» DATA EXCERPTS:
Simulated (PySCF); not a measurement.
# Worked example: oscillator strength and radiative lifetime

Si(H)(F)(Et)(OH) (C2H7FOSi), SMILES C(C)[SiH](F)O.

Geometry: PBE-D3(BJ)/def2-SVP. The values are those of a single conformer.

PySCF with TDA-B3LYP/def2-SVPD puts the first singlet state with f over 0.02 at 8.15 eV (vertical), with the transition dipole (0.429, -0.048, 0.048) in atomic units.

» WORK ORDER: The records above must be repeated exactly, in their entirety.

» WORKED SOLUTION:
Simulated (PySCF); not a measurement.
# Worked example: oscillator strength and radiative lifetime

Si(H)(F)(Et)(OH) (C2H7FOSi), SMILES C(C)[SiH](F)O.

Geometry: PBE-D3(BJ)/def2-SVP. The values are those of a single conformer.

PySCF with TDA-B3LYP/def2-SVPD puts the first singlet state with f over 0.02 at 8.15 eV (vertical), with the transition dipole (0.429, -0.048, 0.048) in atomic units.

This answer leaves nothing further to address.